→ **Extracted records**
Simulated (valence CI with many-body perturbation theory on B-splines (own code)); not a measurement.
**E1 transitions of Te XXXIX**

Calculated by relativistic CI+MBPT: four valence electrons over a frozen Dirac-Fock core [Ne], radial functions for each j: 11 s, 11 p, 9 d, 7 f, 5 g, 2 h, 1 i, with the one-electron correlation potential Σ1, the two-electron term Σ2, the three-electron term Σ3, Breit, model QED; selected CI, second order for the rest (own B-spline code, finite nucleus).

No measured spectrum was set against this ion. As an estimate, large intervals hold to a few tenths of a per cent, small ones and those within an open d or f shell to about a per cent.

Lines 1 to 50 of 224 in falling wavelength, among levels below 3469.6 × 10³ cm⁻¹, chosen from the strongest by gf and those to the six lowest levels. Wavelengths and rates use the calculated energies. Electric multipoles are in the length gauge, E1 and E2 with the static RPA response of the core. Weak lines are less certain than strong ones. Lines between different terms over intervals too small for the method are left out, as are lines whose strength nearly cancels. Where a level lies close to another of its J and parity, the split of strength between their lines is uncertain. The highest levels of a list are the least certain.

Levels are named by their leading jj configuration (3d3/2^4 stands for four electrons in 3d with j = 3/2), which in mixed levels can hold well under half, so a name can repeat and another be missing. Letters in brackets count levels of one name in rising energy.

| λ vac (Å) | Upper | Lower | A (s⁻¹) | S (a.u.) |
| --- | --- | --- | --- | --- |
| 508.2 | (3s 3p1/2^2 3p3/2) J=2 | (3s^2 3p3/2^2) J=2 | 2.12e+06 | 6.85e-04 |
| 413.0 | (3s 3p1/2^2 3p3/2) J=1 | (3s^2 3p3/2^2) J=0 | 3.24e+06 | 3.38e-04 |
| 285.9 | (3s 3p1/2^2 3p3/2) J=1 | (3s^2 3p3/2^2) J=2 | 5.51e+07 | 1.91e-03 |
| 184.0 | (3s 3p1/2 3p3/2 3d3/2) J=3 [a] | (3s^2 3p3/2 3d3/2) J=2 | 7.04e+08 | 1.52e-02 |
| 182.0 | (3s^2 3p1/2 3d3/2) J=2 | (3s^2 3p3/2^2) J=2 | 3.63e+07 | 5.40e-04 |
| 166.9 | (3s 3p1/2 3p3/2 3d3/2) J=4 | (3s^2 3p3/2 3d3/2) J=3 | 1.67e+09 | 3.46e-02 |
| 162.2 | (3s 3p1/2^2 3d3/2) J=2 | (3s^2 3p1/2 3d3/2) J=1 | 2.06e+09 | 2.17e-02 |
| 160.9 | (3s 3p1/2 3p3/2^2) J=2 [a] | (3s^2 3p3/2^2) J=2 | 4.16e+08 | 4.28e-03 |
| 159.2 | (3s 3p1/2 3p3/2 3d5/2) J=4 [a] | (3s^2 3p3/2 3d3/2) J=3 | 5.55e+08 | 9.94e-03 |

→ **Work item**
Set down, exactly as they appear, the lines above from the first one to the line that holds "3.63e+07 | 5.40e-04 |", both included, please, and no others.

→ **Task result**
Simulated (valence CI with many-body perturbation theory on B-splines (own code)); not a measurement.
**E1 transitions of Te XXXIX**

Calculated by relativistic CI+MBPT: four valence electrons over a frozen Dirac-Fock core [Ne], radial functions for each j: 11 s, 11 p, 9 d, 7 f, 5 g, 2 h, 1 i, with the one-electron correlation potential Σ1, the two-electron term Σ2, the three-electron term Σ3, Breit, model QED; selected CI, second order for the rest (own B-spline code, finite nucleus).

No measured spectrum was set against this ion. As an estimate, large intervals hold to a few tenths of a per cent, small ones and those within an open d or f shell to about a per cent.

Lines 1 to 50 of 224 in falling wavelength, among levels below 3469.6 × 10³ cm⁻¹, chosen from the strongest by gf and those to the six lowest levels. Wavelengths and rates use the calculated energies. Electric multipoles are in the length gauge, E1 and E2 with the static RPA response of the core. Weak lines are less certain than strong ones. Lines between different terms over intervals too small for the method are left out, as are lines whose strength nearly cancels. Where a level lies close to another of its J and parity, the split of strength between their lines is uncertain. The highest levels of a list are the least certain.

Levels are named by their leading jj configuration (3d3/2^4 stands for four electrons in 3d with j = 3/2), which in mixed levels can hold well under half, so a name can repeat and another be missing. Letters in brackets count levels of one name in rising energy.

| λ vac (Å) | Upper | Lower | A (s⁻¹) | S (a.u.) |
| --- | --- | --- | --- | --- |
| 508.2 | (3s 3p1/2^2 3p3/2) J=2 | (3s^2 3p3/2^2) J=2 | 2.12e+06 | 6.85e-04 |
| 413.0 | (3s 3p1/2^2 3p3/2) J=1 | (3s^2 3p3/2^2) J=0 | 3.24e+06 | 3.38e-04 |
| 285.9 | (3s 3p1/2^2 3p3/2) J=1 | (3s^2 3p3/2^2) J=2 | 5.51e+07 | 1.91e-03 |
| 184.0 | (3s 3p1/2 3p3/2 3d3/2) J=3 [a] | (3s^2 3p3/2 3d3/2) J=2 | 7.04e+08 | 1.52e-02 |
| 182.0 | (3s^2 3p1/2 3d3/2) J=2 | (3s^2 3p3/2^2) J=2 | 3.63e+07 | 5.40e-04 |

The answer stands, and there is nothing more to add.